Entries shown -
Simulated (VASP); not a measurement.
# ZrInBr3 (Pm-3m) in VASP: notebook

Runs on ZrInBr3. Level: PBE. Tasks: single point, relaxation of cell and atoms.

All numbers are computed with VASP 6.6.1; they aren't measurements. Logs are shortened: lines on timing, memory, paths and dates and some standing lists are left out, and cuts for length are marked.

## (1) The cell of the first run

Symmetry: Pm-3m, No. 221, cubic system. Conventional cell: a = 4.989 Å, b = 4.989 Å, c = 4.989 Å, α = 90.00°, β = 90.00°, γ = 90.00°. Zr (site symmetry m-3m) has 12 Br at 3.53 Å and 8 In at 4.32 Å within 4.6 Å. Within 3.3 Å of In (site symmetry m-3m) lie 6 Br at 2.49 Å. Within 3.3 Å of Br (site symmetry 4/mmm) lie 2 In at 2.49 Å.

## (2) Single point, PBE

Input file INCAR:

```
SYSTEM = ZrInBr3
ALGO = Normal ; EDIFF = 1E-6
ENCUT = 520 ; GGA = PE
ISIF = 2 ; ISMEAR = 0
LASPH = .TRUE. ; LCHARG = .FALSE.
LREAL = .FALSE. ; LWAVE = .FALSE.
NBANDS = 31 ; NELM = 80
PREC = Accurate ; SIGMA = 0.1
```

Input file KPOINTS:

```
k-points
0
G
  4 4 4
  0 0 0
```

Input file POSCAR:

Assignment -
From the first line to the last, copy the records without alteration.

Written solution -
Simulated (VASP); not a measurement.
# ZrInBr3 (Pm-3m) in VASP: notebook

Runs on ZrInBr3. Level: PBE. Tasks: single point, relaxation of cell and atoms.

All numbers are computed with VASP 6.6.1; they aren't measurements. Logs are shortened: lines on timing, memory, paths and dates and some standing lists are left out, and cuts for length are marked.

## (1) The cell of the first run

Symmetry: Pm-3m, No. 221, cubic system. Conventional cell: a = 4.989 Å, b = 4.989 Å, c = 4.989 Å, α = 90.00°, β = 90.00°, γ = 90.00°. Zr (site symmetry m-3m) has 12 Br at 3.53 Å and 8 In at 4.32 Å within 4.6 Å. Within 3.3 Å of In (site symmetry m-3m) lie 6 Br at 2.49 Å. Within 3.3 Å of Br (site symmetry 4/mmm) lie 2 In at 2.49 Å.

## (2) Single point, PBE

Input file INCAR:

```
SYSTEM = ZrInBr3
ALGO = Normal ; EDIFF = 1E-6
ENCUT = 520 ; GGA = PE
ISIF = 2 ; ISMEAR = 0
LASPH = .TRUE. ; LCHARG = .FALSE.
LREAL = .FALSE. ; LWAVE = .FALSE.
NBANDS = 31 ; NELM = 80
PREC = Accurate ; SIGMA = 0.1
```

Input file KPOINTS:

```
k-points
0
G
  4 4 4
  0 0 0
```

Input file POSCAR:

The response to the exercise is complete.